Work task: Retype the data below without altering anything.

── Dataset extract ──

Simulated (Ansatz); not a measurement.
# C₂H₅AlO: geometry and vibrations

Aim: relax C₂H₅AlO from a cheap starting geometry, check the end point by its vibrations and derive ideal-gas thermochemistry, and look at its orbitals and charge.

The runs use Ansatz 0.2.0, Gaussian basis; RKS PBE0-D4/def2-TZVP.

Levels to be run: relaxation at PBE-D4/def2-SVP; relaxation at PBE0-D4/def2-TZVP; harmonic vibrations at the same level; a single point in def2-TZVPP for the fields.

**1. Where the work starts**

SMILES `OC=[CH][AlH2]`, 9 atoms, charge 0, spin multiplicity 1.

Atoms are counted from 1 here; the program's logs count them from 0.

───

Task answer:
Simulated (Ansatz); not a measurement.
# C₂H₅AlO: geometry and vibrations

Aim: relax C₂H₅AlO from a cheap starting geometry, check the end point by its vibrations and derive ideal-gas thermochemistry, and look at its orbitals and charge.

The runs use Ansatz 0.2.0, Gaussian basis; RKS PBE0-D4/def2-TZVP.

Levels to be run: relaxation at PBE-D4/def2-SVP; relaxation at PBE0-D4/def2-TZVP; harmonic vibrations at the same level; a single point in def2-TZVPP for the fields.

**1. Where the work starts**

SMILES `OC=[CH][AlH2]`, 9 atoms, charge 0, spin multiplicity 1.

Atoms are counted from 1 here; the program's logs count them from 0.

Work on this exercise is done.